** INFORMATION SHOWN **
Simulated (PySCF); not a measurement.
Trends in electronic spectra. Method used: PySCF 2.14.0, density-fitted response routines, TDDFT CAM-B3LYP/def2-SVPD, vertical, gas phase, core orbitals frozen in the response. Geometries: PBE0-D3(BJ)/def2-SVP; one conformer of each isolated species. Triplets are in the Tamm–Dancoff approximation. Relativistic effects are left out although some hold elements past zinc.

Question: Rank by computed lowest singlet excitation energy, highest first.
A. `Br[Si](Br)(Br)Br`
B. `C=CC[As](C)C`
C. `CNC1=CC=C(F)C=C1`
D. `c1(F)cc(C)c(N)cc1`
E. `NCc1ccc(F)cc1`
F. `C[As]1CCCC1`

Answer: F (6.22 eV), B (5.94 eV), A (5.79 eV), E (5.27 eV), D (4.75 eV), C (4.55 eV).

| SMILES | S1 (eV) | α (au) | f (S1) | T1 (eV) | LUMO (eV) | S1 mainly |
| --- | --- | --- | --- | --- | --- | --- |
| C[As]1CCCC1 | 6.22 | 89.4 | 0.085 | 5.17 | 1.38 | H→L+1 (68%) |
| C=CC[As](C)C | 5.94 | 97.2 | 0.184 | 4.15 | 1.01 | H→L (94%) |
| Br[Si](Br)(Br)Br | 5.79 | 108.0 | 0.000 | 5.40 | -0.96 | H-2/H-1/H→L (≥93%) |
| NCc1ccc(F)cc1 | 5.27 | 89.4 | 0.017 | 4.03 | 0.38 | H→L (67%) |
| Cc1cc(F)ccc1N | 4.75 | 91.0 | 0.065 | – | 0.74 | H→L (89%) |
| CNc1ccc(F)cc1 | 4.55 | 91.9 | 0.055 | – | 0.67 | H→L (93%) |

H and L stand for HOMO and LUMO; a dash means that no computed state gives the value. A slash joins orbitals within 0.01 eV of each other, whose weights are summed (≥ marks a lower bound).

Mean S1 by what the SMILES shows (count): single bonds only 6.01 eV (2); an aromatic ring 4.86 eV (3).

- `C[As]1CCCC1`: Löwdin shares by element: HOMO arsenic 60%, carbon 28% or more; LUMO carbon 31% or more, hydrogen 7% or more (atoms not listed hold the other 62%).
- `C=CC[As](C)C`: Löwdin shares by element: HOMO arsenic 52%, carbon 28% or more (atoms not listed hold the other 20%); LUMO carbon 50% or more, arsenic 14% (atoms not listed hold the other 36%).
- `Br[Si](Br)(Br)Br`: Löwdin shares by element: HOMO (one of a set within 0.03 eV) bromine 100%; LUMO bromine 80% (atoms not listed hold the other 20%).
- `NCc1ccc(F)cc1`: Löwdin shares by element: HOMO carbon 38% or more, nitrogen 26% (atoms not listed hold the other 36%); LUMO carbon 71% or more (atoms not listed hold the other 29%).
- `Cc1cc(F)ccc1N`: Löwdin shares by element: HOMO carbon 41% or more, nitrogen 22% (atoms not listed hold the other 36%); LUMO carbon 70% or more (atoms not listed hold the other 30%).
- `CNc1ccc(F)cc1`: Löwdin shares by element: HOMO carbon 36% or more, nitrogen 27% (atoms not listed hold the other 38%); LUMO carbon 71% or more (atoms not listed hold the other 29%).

** ACTION ITEM **
Copy out each line of the material above, word for word, from the first down to the line containing "Answer: F (6.22". Add nothing.

** RESULT **
Simulated (PySCF); not a measurement.
Trends in electronic spectra. Method used: PySCF 2.14.0, density-fitted response routines, TDDFT CAM-B3LYP/def2-SVPD, vertical, gas phase, core orbitals frozen in the response. Geometries: PBE0-D3(BJ)/def2-SVP; one conformer of each isolated species. Triplets are in the Tamm–Dancoff approximation. Relativistic effects are left out although some hold elements past zinc.

Question: Rank by computed lowest singlet excitation energy, highest first.
A. `Br[Si](Br)(Br)Br`
B. `C=CC[As](C)C`
C. `CNC1=CC=C(F)C=C1`
D. `c1(F)cc(C)c(N)cc1`
E. `NCc1ccc(F)cc1`
F. `C[As]1CCCC1`

Answer: F (6.22 eV), B (5.94 eV), A (5.79 eV), E (5.27 eV), D (4.75 eV), C (4.55 eV).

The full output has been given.